Assigned task - Below are some records. Print all of them exactly as they appear.

Extracted data -
..............................

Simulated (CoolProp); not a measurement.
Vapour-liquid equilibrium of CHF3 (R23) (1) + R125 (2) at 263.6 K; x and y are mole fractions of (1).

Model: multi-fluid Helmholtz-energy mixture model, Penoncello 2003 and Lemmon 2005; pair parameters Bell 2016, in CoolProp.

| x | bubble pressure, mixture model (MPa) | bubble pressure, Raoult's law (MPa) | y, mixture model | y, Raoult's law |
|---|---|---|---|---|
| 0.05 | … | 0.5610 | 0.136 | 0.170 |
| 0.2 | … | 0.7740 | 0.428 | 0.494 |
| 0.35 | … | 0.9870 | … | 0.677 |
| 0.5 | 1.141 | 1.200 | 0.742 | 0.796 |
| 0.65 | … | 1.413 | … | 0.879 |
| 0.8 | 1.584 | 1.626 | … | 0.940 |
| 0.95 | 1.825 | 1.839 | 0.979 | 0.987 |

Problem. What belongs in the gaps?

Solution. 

..............................

Written answer -
Simulated (CoolProp); not a measurement.
Vapour-liquid equilibrium of CHF3 (R23) (1) + R125 (2) at 263.6 K; x and y are mole fractions of (1).

Model: multi-fluid Helmholtz-energy mixture model, Penoncello 2003 and Lemmon 2005; pair parameters Bell 2016, in CoolProp.

| x | bubble pressure, mixture model (MPa) | bubble pressure, Raoult's law (MPa) | y, mixture model | y, Raoult's law |
|---|---|---|---|---|
| 0.05 | … | 0.5610 | 0.136 | 0.170 |
| 0.2 | … | 0.7740 | 0.428 | 0.494 |
| 0.35 | … | 0.9870 | … | 0.677 |
| 0.5 | 1.141 | 1.200 | 0.742 | 0.796 |
| 0.65 | … | 1.413 | … | 0.879 |
| 0.8 | 1.584 | 1.626 | … | 0.940 |
| 0.95 | 1.825 | 1.839 | 0.979 | 0.987 |

Problem. What belongs in the gaps?

Solution. 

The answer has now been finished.